### Supplied records ###

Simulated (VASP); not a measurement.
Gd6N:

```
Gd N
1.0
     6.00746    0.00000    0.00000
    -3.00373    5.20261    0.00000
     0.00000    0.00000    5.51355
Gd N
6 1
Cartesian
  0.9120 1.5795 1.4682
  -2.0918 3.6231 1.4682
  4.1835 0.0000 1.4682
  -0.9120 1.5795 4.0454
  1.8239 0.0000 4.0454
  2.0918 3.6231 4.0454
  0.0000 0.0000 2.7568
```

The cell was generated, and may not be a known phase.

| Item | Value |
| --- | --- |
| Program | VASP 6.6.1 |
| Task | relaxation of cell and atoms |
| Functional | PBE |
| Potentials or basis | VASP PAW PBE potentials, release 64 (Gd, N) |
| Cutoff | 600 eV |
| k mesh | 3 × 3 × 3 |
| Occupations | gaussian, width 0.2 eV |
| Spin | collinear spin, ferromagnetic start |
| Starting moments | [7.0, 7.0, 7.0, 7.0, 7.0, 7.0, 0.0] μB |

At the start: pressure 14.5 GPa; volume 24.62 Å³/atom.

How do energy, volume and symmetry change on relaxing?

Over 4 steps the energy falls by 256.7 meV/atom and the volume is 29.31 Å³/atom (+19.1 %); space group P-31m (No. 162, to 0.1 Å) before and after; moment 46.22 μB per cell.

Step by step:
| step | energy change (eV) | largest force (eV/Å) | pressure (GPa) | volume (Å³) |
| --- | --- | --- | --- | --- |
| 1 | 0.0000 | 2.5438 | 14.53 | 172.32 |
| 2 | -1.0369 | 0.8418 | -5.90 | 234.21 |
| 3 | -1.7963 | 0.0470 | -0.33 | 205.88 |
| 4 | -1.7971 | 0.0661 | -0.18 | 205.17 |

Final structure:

###

Work instruction: Both end lines included, restate word for word the lines above from the line with "7.0, 0.0] μB |" to the line with "-0.18 | 205.17 |", and nothing else.

Expected answer:
| Starting moments | [7.0, 7.0, 7.0, 7.0, 7.0, 7.0, 0.0] μB |

At the start: pressure 14.5 GPa; volume 24.62 Å³/atom.

How do energy, volume and symmetry change on relaxing?

Over 4 steps the energy falls by 256.7 meV/atom and the volume is 29.31 Å³/atom (+19.1 %); space group P-31m (No. 162, to 0.1 Å) before and after; moment 46.22 μB per cell.

Step by step:
| step | energy change (eV) | largest force (eV/Å) | pressure (GPa) | volume (Å³) |
| --- | --- | --- | --- | --- |
| 1 | 0.0000 | 2.5438 | 14.53 | 172.32 |
| 2 | -1.0369 | 0.8418 | -5.90 | 234.21 |
| 3 | -1.7963 | 0.0470 | -0.33 | 205.88 |
| 4 | -1.7971 | 0.0661 | -0.18 | 205.17 |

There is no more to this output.